> _Dataset extract_
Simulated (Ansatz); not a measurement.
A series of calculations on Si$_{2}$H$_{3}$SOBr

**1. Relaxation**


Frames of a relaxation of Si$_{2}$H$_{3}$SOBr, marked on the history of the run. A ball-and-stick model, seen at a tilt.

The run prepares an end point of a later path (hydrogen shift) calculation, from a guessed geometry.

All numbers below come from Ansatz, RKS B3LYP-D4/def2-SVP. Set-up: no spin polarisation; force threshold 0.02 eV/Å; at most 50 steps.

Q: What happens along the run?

> _Assigned task_
Transcribe the listing in full, line by line.

> _Task solution_
Simulated (Ansatz); not a measurement.
A series of calculations on Si$_{2}$H$_{3}$SOBr

**1. Relaxation**


Frames of a relaxation of Si$_{2}$H$_{3}$SOBr, marked on the history of the run. A ball-and-stick model, seen at a tilt.

The run prepares an end point of a later path (hydrogen shift) calculation, from a guessed geometry.

All numbers below come from Ansatz, RKS B3LYP-D4/def2-SVP. Set-up: no spin polarisation; force threshold 0.02 eV/Å; at most 50 steps.

Q: What happens along the run?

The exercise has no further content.